Supplied entries:
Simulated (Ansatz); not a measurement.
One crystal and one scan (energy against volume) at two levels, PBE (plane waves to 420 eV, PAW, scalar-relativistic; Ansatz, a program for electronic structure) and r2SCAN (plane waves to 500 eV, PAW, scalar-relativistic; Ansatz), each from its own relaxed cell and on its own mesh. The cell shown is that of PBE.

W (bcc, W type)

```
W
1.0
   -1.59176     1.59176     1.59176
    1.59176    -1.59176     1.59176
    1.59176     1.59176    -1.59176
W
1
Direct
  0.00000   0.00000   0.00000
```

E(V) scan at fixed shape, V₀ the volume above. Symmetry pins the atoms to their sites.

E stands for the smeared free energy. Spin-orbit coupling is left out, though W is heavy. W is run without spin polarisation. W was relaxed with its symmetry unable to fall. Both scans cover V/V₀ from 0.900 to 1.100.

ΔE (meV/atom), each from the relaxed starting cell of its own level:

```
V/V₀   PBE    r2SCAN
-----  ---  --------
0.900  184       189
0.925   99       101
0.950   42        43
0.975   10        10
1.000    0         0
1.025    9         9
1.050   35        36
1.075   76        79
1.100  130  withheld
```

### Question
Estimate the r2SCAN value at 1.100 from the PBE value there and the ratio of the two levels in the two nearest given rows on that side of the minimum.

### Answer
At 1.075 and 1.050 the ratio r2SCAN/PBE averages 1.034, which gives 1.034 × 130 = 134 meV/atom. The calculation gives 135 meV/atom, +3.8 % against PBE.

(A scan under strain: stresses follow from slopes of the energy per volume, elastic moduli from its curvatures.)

Work task: Please give back exactly the lines of this listing beginning at the line with "E(V) scan at" and ending with the line with "At 1.075 and", both included, and nothing else.

Written response:
E(V) scan at fixed shape, V₀ the volume above. Symmetry pins the atoms to their sites.

E stands for the smeared free energy. Spin-orbit coupling is left out, though W is heavy. W is run without spin polarisation. W was relaxed with its symmetry unable to fall. Both scans cover V/V₀ from 0.900 to 1.100.

ΔE (meV/atom), each from the relaxed starting cell of its own level:

```
V/V₀   PBE    r2SCAN
-----  ---  --------
0.900  184       189
0.925   99       101
0.950   42        43
0.975   10        10
1.000    0         0
1.025    9         9
1.050   35        36
1.075   76        79
1.100  130  withheld
```

### Question
Estimate the r2SCAN value at 1.100 from the PBE value there and the ratio of the two levels in the two nearest given rows on that side of the minimum.

### Answer
At 1.075 and 1.050 the ratio r2SCAN/PBE averages 1.034, which gives 1.034 × 130 = 134 meV/atom. The calculation gives 135 meV/atom, +3.8 % against PBE.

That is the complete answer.